*Required action*
Repeat every line of the data verbatim.

*Information provided*
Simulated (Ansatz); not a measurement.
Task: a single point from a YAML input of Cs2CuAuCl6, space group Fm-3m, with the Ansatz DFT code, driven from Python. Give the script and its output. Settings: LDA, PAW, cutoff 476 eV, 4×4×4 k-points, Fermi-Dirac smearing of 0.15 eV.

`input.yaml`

*Response*
Simulated (Ansatz); not a measurement.
Task: a single point from a YAML input of Cs2CuAuCl6, space group Fm-3m, with the Ansatz DFT code, driven from Python. Give the script and its output. Settings: LDA, PAW, cutoff 476 eV, 4×4×4 k-points, Fermi-Dirac smearing of 0.15 eV.

`input.yaml`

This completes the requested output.